**Required action**
Look through the listing below and write out exactly the lines from the line with "CASSCF energies above" to the line with "Problem. How does", both included, and no others.

**Data records**
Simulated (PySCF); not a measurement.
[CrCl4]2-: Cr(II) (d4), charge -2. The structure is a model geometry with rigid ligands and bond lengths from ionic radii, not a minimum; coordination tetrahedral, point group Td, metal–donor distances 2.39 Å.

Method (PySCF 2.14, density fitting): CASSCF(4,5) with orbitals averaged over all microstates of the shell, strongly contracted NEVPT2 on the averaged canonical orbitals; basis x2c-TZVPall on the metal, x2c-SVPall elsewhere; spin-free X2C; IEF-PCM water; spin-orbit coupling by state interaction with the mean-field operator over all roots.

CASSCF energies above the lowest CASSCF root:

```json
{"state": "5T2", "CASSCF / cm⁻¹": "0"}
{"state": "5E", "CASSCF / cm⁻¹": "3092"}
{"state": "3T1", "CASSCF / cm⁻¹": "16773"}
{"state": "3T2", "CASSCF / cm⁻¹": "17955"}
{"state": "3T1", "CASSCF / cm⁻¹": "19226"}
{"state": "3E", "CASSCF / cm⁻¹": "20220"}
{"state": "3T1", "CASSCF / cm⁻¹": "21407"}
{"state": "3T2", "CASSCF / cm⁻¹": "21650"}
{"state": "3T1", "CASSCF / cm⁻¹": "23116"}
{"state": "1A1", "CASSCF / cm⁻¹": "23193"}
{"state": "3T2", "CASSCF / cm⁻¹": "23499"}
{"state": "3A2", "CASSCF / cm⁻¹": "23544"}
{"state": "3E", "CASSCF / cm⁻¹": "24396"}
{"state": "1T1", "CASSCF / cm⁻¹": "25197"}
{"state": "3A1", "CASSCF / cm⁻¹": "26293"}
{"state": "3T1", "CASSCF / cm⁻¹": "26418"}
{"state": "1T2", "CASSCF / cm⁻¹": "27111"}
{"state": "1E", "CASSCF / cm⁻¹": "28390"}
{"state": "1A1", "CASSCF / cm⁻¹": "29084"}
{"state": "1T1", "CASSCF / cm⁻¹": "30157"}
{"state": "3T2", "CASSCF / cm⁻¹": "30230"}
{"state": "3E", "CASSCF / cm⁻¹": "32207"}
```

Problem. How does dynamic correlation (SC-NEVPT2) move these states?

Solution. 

**Your response**
CASSCF energies above the lowest CASSCF root:

```json
{"state": "5T2", "CASSCF / cm⁻¹": "0"}
{"state": "5E", "CASSCF / cm⁻¹": "3092"}
{"state": "3T1", "CASSCF / cm⁻¹": "16773"}
{"state": "3T2", "CASSCF / cm⁻¹": "17955"}
{"state": "3T1", "CASSCF / cm⁻¹": "19226"}
{"state": "3E", "CASSCF / cm⁻¹": "20220"}
{"state": "3T1", "CASSCF / cm⁻¹": "21407"}
{"state": "3T2", "CASSCF / cm⁻¹": "21650"}
{"state": "3T1", "CASSCF / cm⁻¹": "23116"}
{"state": "1A1", "CASSCF / cm⁻¹": "23193"}
{"state": "3T2", "CASSCF / cm⁻¹": "23499"}
{"state": "3A2", "CASSCF / cm⁻¹": "23544"}
{"state": "3E", "CASSCF / cm⁻¹": "24396"}
{"state": "1T1", "CASSCF / cm⁻¹": "25197"}
{"state": "3A1", "CASSCF / cm⁻¹": "26293"}
{"state": "3T1", "CASSCF / cm⁻¹": "26418"}
{"state": "1T2", "CASSCF / cm⁻¹": "27111"}
{"state": "1E", "CASSCF / cm⁻¹": "28390"}
{"state": "1A1", "CASSCF / cm⁻¹": "29084"}
{"state": "1T1", "CASSCF / cm⁻¹": "30157"}
{"state": "3T2", "CASSCF / cm⁻¹": "30230"}
{"state": "3E", "CASSCF / cm⁻¹": "32207"}
```

Problem. How does dynamic correlation (SC-NEVPT2) move these states?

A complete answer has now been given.